→ Extracted entries
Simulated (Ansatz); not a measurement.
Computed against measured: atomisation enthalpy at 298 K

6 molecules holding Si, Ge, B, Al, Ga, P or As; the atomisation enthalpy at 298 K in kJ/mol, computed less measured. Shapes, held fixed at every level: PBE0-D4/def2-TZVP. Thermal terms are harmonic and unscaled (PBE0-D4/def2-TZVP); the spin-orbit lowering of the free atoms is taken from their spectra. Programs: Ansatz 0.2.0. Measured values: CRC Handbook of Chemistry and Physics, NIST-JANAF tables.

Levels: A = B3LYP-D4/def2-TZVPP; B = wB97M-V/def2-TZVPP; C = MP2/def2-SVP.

→ Exercise
Would you copy every line of the material exactly?

→ Exercise answer
Simulated (Ansatz); not a measurement.
Computed against measured: atomisation enthalpy at 298 K

6 molecules holding Si, Ge, B, Al, Ga, P or As; the atomisation enthalpy at 298 K in kJ/mol, computed less measured. Shapes, held fixed at every level: PBE0-D4/def2-TZVP. Thermal terms are harmonic and unscaled (PBE0-D4/def2-TZVP); the spin-orbit lowering of the free atoms is taken from their spectra. Programs: Ansatz 0.2.0. Measured values: CRC Handbook of Chemistry and Physics, NIST-JANAF tables.

Levels: A = B3LYP-D4/def2-TZVPP; B = wB97M-V/def2-TZVPP; C = MP2/def2-SVP.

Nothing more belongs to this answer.